_Work instruction_:
In the listing below, find the line with "Q: What does it give for the largest force?", then repeat exactly every line from the top through that one.

· · · · ·
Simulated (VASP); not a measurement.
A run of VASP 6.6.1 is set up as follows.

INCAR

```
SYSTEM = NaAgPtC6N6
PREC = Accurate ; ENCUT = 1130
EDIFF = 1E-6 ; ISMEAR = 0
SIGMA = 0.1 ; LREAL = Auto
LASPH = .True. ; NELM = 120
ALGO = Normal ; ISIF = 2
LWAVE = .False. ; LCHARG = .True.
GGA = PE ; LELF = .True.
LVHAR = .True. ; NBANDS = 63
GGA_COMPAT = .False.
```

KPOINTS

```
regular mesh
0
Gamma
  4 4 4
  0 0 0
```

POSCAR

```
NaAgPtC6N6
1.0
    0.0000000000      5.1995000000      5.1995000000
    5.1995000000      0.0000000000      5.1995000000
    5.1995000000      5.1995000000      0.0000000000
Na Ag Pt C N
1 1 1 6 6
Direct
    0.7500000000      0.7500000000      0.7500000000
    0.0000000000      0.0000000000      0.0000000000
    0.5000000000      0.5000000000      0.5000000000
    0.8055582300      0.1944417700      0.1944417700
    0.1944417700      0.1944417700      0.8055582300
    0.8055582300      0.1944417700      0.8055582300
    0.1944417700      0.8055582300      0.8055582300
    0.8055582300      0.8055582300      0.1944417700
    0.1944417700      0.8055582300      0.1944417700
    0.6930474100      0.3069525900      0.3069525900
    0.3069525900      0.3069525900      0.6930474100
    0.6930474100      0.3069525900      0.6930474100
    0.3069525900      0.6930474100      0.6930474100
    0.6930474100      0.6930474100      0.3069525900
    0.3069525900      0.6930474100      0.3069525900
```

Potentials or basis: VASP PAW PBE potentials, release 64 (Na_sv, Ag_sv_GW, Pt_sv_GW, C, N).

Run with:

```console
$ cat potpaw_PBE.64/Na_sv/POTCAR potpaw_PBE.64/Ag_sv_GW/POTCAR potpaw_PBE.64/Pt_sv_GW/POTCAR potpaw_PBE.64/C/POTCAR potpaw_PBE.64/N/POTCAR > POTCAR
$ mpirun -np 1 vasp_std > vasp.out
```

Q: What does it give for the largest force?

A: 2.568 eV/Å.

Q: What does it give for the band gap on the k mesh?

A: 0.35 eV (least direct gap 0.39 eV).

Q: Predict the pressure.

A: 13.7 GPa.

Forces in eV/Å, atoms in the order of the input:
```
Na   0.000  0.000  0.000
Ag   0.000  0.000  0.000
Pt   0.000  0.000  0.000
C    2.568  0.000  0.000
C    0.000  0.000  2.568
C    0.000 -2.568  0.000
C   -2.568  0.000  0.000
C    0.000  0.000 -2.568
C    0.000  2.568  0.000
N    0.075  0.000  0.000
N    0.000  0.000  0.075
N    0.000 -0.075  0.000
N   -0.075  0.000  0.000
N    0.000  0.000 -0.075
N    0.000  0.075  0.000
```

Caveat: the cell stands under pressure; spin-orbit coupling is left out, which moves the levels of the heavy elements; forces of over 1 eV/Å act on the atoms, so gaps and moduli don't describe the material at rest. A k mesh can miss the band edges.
· · · · ·

_Written reply_:
Simulated (VASP); not a measurement.
A run of VASP 6.6.1 is set up as follows.

INCAR

```
SYSTEM = NaAgPtC6N6
PREC = Accurate ; ENCUT = 1130
EDIFF = 1E-6 ; ISMEAR = 0
SIGMA = 0.1 ; LREAL = Auto
LASPH = .True. ; NELM = 120
ALGO = Normal ; ISIF = 2
LWAVE = .False. ; LCHARG = .True.
GGA = PE ; LELF = .True.
LVHAR = .True. ; NBANDS = 63
GGA_COMPAT = .False.
```

KPOINTS

```
regular mesh
0
Gamma
  4 4 4
  0 0 0
```

POSCAR

```
NaAgPtC6N6
1.0
    0.0000000000      5.1995000000      5.1995000000
    5.1995000000      0.0000000000      5.1995000000
    5.1995000000      5.1995000000      0.0000000000
Na Ag Pt C N
1 1 1 6 6
Direct
    0.7500000000      0.7500000000      0.7500000000
    0.0000000000      0.0000000000      0.0000000000
    0.5000000000      0.5000000000      0.5000000000
    0.8055582300      0.1944417700      0.1944417700
    0.1944417700      0.1944417700      0.8055582300
    0.8055582300      0.1944417700      0.8055582300
    0.1944417700      0.8055582300      0.8055582300
    0.8055582300      0.8055582300      0.1944417700
    0.1944417700      0.8055582300      0.1944417700
    0.6930474100      0.3069525900      0.3069525900
    0.3069525900      0.3069525900      0.6930474100
    0.6930474100      0.3069525900      0.6930474100
    0.3069525900      0.6930474100      0.6930474100
    0.6930474100      0.6930474100      0.3069525900
    0.3069525900      0.6930474100      0.3069525900
```

Potentials or basis: VASP PAW PBE potentials, release 64 (Na_sv, Ag_sv_GW, Pt_sv_GW, C, N).

Run with:

```console
$ cat potpaw_PBE.64/Na_sv/POTCAR potpaw_PBE.64/Ag_sv_GW/POTCAR potpaw_PBE.64/Pt_sv_GW/POTCAR potpaw_PBE.64/C/POTCAR potpaw_PBE.64/N/POTCAR > POTCAR
$ mpirun -np 1 vasp_std > vasp.out
```

Q: What does it give for the largest force?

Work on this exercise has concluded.